- Given data:
>>>>
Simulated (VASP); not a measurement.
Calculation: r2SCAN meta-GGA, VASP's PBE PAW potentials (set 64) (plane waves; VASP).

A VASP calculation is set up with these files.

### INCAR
<<<<

- Activity: The answer must reproduce every record exactly.

- Problem solution:
Simulated (VASP); not a measurement.
Calculation: r2SCAN meta-GGA, VASP's PBE PAW potentials (set 64) (plane waves; VASP).

A VASP calculation is set up with these files.

### INCAR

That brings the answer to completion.